---------- ENTRIES SHOWN
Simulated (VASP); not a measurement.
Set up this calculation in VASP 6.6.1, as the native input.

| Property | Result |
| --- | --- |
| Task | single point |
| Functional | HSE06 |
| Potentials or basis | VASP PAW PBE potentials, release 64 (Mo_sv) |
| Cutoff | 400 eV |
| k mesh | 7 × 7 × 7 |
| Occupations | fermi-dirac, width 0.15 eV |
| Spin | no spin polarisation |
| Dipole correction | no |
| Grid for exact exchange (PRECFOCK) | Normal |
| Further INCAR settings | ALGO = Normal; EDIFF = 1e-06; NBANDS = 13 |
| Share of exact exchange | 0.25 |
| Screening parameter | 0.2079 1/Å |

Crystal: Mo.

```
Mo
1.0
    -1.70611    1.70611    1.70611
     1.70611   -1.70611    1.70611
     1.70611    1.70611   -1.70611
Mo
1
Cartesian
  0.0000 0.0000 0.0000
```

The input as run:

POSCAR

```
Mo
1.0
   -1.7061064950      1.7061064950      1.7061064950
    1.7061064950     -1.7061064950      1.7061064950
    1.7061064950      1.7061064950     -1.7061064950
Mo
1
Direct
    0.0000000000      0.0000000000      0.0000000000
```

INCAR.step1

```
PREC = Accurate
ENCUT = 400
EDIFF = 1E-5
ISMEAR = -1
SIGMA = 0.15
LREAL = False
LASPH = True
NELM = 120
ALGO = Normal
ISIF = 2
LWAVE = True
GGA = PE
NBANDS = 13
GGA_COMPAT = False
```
--------------------

REQUIREMENT = Copy down the material above exactly as it is.

RESPONSE AREA =
Simulated (VASP); not a measurement.
Set up this calculation in VASP 6.6.1, as the native input.

| Property | Result |
| --- | --- |
| Task | single point |
| Functional | HSE06 |
| Potentials or basis | VASP PAW PBE potentials, release 64 (Mo_sv) |
| Cutoff | 400 eV |
| k mesh | 7 × 7 × 7 |
| Occupations | fermi-dirac, width 0.15 eV |
| Spin | no spin polarisation |
| Dipole correction | no |
| Grid for exact exchange (PRECFOCK) | Normal |
| Further INCAR settings | ALGO = Normal; EDIFF = 1e-06; NBANDS = 13 |
| Share of exact exchange | 0.25 |
| Screening parameter | 0.2079 1/Å |

Crystal: Mo.

```
Mo
1.0
    -1.70611    1.70611    1.70611
     1.70611   -1.70611    1.70611
     1.70611    1.70611   -1.70611
Mo
1
Cartesian
  0.0000 0.0000 0.0000
```

The input as run:

POSCAR

```
Mo
1.0
   -1.7061064950      1.7061064950      1.7061064950
    1.7061064950     -1.7061064950      1.7061064950
    1.7061064950      1.7061064950     -1.7061064950
Mo
1
Direct
    0.0000000000      0.0000000000      0.0000000000
```

INCAR.step1

```
PREC = Accurate
ENCUT = 400
EDIFF = 1E-5
ISMEAR = -1
SIGMA = 0.15
LREAL = False
LASPH = True
NELM = 120
ALGO = Normal
ISIF = 2
LWAVE = True
GGA = PE
NBANDS = 13
GGA_COMPAT = False
```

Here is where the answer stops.